> [Activity]
Which lines run from the line with "gap on the k mesh at the Fermi level (eV): none;" through the line with "the smearing closes." in the entries below? Print them exactly, both ends included, and nothing more.

> [Excerpted records]

------------------------

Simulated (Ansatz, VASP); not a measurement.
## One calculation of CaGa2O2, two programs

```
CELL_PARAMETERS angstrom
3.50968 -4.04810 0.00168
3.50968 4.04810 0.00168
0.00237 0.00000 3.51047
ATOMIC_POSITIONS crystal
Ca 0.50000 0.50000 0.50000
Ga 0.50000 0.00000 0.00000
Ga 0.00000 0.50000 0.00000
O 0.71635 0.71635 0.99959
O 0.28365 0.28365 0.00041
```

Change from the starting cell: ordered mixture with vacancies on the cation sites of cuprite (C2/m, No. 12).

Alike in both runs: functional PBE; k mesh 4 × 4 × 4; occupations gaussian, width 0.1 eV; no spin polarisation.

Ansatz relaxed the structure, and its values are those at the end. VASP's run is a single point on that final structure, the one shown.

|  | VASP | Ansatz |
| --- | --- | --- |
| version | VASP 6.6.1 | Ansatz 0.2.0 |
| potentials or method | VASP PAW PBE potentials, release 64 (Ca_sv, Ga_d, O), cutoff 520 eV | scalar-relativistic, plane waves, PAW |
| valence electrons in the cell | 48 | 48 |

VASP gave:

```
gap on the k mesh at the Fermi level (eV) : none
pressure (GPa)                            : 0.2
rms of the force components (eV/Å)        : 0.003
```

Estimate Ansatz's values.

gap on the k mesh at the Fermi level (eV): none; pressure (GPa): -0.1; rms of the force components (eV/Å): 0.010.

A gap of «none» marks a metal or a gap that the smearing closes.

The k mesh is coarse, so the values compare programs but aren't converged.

------------------------

> [Task result]
gap on the k mesh at the Fermi level (eV): none; pressure (GPa): -0.1; rms of the force components (eV/Å): 0.010.

A gap of «none» marks a metal or a gap that the smearing closes.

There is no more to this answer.